Task item: Transcribe each line of the material with no alterations.

-*-*-
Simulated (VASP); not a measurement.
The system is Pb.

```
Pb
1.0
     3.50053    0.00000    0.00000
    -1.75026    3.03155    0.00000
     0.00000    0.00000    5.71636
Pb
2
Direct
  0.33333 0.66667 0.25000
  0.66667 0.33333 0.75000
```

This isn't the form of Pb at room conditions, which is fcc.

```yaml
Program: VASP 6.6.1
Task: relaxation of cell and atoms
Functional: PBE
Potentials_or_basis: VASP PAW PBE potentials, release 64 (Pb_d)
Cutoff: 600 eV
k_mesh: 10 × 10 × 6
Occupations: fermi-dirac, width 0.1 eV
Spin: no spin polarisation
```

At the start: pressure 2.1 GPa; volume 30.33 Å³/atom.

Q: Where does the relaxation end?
-*-*-

Your response:
Simulated (VASP); not a measurement.
The system is Pb.

```
Pb
1.0
     3.50053    0.00000    0.00000
    -1.75026    3.03155    0.00000
     0.00000    0.00000    5.71636
Pb
2
Direct
  0.33333 0.66667 0.25000
  0.66667 0.33333 0.75000
```

This isn't the form of Pb at room conditions, which is fcc.

```yaml
Program: VASP 6.6.1
Task: relaxation of cell and atoms
Functional: PBE
Potentials_or_basis: VASP PAW PBE potentials, release 64 (Pb_d)
Cutoff: 600 eV
k_mesh: 10 × 10 × 6
Occupations: fermi-dirac, width 0.1 eV
Spin: no spin polarisation
```

At the start: pressure 2.1 GPa; volume 30.33 Å³/atom.

Q: Where does the relaxation end?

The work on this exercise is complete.